_Action item_: Only the lines from the beginning of the data below through the line containing "Charge: 1 mol" belong in the response, each copied exactly.

_Dataset content_:
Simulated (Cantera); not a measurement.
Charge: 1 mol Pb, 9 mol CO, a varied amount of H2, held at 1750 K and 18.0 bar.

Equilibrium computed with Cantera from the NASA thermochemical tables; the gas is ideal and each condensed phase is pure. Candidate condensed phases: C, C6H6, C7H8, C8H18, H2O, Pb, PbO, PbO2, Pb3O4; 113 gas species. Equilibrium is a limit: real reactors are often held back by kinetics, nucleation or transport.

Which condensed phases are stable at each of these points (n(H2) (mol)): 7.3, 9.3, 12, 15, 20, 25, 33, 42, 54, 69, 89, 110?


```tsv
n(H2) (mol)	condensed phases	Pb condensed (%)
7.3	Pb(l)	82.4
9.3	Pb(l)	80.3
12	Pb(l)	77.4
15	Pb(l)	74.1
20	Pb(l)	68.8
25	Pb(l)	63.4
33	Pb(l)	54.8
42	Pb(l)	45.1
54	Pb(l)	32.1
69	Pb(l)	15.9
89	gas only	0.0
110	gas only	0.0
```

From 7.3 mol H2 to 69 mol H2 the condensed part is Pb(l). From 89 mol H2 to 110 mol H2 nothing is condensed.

_Exercise solution_:
Simulated (Cantera); not a measurement.
Charge: 1 mol Pb, 9 mol CO, a varied amount of H2, held at 1750 K and 18.0 bar.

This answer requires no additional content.